[Work order] From the records below, extract only the lines running from the line with "- method: RKS PBE0-D4/def2-SVP (Ansatz 0.2.0)" to the line with "memory | 0.39 GiB |", both lines included, reproducing them exactly.

[Records provided]
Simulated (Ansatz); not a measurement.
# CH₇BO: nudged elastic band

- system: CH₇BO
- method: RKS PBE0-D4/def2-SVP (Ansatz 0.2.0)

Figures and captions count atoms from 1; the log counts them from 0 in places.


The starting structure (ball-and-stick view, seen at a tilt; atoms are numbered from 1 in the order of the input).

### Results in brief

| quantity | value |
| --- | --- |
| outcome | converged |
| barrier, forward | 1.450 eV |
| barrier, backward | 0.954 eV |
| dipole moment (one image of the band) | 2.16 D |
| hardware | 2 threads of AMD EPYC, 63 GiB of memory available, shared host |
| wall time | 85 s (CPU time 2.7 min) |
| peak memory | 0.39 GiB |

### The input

[Answer space]
- method: RKS PBE0-D4/def2-SVP (Ansatz 0.2.0)

Figures and captions count atoms from 1; the log counts them from 0 in places.


The starting structure (ball-and-stick view, seen at a tilt; atoms are numbered from 1 in the order of the input).

### Results in brief

| quantity | value |
| --- | --- |
| outcome | converged |
| barrier, forward | 1.450 eV |
| barrier, backward | 0.954 eV |
| dipole moment (one image of the band) | 2.16 D |
| hardware | 2 threads of AMD EPYC, 63 GiB of memory available, shared host |
| wall time | 85 s (CPU time 2.7 min) |
| peak memory | 0.39 GiB |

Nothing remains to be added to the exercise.